........

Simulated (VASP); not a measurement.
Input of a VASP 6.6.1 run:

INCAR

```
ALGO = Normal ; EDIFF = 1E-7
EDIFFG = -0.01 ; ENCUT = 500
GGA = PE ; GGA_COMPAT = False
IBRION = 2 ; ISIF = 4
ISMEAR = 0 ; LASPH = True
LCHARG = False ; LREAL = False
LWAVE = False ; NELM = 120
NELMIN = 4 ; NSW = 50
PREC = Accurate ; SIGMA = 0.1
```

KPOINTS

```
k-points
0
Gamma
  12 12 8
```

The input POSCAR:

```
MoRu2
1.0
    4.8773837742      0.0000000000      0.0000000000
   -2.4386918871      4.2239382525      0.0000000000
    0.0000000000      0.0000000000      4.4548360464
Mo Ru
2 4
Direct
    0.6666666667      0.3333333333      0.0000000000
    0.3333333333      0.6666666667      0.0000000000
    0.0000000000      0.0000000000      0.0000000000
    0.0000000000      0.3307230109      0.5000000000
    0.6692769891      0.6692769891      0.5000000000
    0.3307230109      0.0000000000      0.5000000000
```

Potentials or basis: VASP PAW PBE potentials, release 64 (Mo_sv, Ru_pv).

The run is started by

........

• **Requirement**: Give back every line of the data above exactly as written.

• **Response**:
Simulated (VASP); not a measurement.
Input of a VASP 6.6.1 run:

INCAR

```
ALGO = Normal ; EDIFF = 1E-7
EDIFFG = -0.01 ; ENCUT = 500
GGA = PE ; GGA_COMPAT = False
IBRION = 2 ; ISIF = 4
ISMEAR = 0 ; LASPH = True
LCHARG = False ; LREAL = False
LWAVE = False ; NELM = 120
NELMIN = 4 ; NSW = 50
PREC = Accurate ; SIGMA = 0.1
```

KPOINTS

```
k-points
0
Gamma
  12 12 8
```

The input POSCAR:

```
MoRu2
1.0
    4.8773837742      0.0000000000      0.0000000000
   -2.4386918871      4.2239382525      0.0000000000
    0.0000000000      0.0000000000      4.4548360464
Mo Ru
2 4
Direct
    0.6666666667      0.3333333333      0.0000000000
    0.3333333333      0.6666666667      0.0000000000
    0.0000000000      0.0000000000      0.0000000000
    0.0000000000      0.3307230109      0.5000000000
    0.6692769891      0.6692769891      0.5000000000
    0.3307230109      0.0000000000      0.5000000000
```

Potentials or basis: VASP PAW PBE potentials, release 64 (Mo_sv, Ru_pv).

The run is started by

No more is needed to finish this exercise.